(REQUIREMENT) Print the listing exactly, but only as far as the line containing "Task: Compare the". The first line and that line are both included.

(SOURCE INFORMATION)
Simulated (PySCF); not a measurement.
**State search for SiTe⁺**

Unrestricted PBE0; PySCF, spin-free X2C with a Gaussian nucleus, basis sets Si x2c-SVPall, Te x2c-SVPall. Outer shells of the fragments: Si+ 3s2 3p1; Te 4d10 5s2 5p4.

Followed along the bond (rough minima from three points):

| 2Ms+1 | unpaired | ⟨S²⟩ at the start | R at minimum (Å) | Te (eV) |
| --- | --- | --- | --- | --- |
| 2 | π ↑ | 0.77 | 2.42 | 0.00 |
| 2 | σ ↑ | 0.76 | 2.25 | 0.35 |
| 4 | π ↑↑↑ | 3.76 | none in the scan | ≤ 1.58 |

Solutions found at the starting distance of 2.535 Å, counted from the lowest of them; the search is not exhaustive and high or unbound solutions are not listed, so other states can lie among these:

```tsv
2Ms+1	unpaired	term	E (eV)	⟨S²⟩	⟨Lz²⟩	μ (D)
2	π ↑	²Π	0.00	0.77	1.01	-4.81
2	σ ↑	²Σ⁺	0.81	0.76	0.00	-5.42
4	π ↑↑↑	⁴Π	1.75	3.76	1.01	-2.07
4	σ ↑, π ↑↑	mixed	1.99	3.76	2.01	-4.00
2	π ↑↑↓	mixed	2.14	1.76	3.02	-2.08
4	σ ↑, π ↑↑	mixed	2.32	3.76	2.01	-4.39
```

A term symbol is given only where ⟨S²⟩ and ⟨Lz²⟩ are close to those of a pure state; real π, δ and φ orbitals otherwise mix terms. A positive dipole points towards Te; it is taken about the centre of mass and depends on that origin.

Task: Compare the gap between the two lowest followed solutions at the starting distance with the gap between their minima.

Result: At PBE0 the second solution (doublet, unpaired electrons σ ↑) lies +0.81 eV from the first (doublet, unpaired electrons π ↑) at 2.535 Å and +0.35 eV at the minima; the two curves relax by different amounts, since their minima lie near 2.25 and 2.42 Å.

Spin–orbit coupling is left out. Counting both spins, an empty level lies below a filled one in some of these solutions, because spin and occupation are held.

(ANSWER BOX)
Simulated (PySCF); not a measurement.
**State search for SiTe⁺**

Unrestricted PBE0; PySCF, spin-free X2C with a Gaussian nucleus, basis sets Si x2c-SVPall, Te x2c-SVPall. Outer shells of the fragments: Si+ 3s2 3p1; Te 4d10 5s2 5p4.

Followed along the bond (rough minima from three points):

| 2Ms+1 | unpaired | ⟨S²⟩ at the start | R at minimum (Å) | Te (eV) |
| --- | --- | --- | --- | --- |
| 2 | π ↑ | 0.77 | 2.42 | 0.00 |
| 2 | σ ↑ | 0.76 | 2.25 | 0.35 |
| 4 | π ↑↑↑ | 3.76 | none in the scan | ≤ 1.58 |

Solutions found at the starting distance of 2.535 Å, counted from the lowest of them; the search is not exhaustive and high or unbound solutions are not listed, so other states can lie among these:

```tsv
2Ms+1	unpaired	term	E (eV)	⟨S²⟩	⟨Lz²⟩	μ (D)
2	π ↑	²Π	0.00	0.77	1.01	-4.81
2	σ ↑	²Σ⁺	0.81	0.76	0.00	-5.42
4	π ↑↑↑	⁴Π	1.75	3.76	1.01	-2.07
4	σ ↑, π ↑↑	mixed	1.99	3.76	2.01	-4.00
2	π ↑↑↓	mixed	2.14	1.76	3.02	-2.08
4	σ ↑, π ↑↑	mixed	2.32	3.76	2.01	-4.39
```

A term symbol is given only where ⟨S²⟩ and ⟨Lz²⟩ are close to those of a pure state; real π, δ and φ orbitals otherwise mix terms. A positive dipole points towards Te; it is taken about the centre of mass and depends on that origin.

Task: Compare the gap between the two lowest followed solutions at the starting distance with the gap between their minima.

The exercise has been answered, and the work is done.